**Data extracts:**
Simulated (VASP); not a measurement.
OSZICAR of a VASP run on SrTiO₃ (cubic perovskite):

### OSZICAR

**Assignment:** Return each line of the data exactly as written above.

**Answer section:**
Simulated (VASP); not a measurement.
OSZICAR of a VASP run on SrTiO₃ (cubic perovskite):

### OSZICAR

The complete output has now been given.